===== Input data

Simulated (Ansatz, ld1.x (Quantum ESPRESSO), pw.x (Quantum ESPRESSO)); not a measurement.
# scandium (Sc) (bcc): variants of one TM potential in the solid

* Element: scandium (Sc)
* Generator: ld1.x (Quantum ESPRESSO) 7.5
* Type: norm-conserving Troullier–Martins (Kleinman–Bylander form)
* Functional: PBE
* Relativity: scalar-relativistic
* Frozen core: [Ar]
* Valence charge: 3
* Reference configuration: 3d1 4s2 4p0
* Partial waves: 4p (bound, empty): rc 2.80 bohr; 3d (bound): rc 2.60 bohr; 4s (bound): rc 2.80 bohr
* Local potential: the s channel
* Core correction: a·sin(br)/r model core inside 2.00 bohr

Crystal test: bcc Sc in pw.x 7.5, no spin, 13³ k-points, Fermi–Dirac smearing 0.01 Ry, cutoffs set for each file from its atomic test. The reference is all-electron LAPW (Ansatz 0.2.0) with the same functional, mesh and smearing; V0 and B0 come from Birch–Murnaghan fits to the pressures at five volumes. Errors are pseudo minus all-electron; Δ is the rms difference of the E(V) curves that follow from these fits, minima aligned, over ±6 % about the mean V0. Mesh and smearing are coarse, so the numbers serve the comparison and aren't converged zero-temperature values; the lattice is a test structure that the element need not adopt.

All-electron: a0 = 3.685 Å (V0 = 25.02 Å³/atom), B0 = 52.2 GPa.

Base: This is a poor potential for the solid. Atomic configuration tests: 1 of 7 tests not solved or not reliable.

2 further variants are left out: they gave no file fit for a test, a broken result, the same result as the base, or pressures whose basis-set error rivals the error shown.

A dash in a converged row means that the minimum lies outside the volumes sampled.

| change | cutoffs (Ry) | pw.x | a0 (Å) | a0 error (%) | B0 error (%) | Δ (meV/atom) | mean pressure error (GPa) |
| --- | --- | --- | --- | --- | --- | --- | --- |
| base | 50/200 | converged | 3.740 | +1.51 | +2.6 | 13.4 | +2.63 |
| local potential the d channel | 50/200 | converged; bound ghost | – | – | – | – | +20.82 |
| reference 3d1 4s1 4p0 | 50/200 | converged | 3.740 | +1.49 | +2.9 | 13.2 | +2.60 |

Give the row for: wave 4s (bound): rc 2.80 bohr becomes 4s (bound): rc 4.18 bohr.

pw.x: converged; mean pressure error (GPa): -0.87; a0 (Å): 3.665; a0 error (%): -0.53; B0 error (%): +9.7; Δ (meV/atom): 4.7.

==========

Write out the listing exactly from its first line to the line containing "inside 2.00 bohr". Both of those lines belong in the answer.

Simulated (Ansatz, ld1.x (Quantum ESPRESSO), pw.x (Quantum ESPRESSO)); not a measurement.
# scandium (Sc) (bcc): variants of one TM potential in the solid

* Element: scandium (Sc)
* Generator: ld1.x (Quantum ESPRESSO) 7.5
* Type: norm-conserving Troullier–Martins (Kleinman–Bylander form)
* Functional: PBE
* Relativity: scalar-relativistic
* Frozen core: [Ar]
* Valence charge: 3
* Reference configuration: 3d1 4s2 4p0
* Partial waves: 4p (bound, empty): rc 2.80 bohr; 3d (bound): rc 2.60 bohr; 4s (bound): rc 2.80 bohr
* Local potential: the s channel
* Core correction: a·sin(br)/r model core inside 2.00 bohr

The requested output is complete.